### DATASET ENTRIES
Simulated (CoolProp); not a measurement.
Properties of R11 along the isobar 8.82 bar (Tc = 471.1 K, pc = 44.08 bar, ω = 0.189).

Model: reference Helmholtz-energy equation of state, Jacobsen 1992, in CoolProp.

### ASSIGNED TASK
Output all of the records exactly, with nothing omitted.

### EXERCISE OUTPUT
Simulated (CoolProp); not a measurement.
Properties of R11 along the isobar 8.82 bar (Tc = 471.1 K, pc = 44.08 bar, ω = 0.189).

Model: reference Helmholtz-energy equation of state, Jacobsen 1992, in CoolProp.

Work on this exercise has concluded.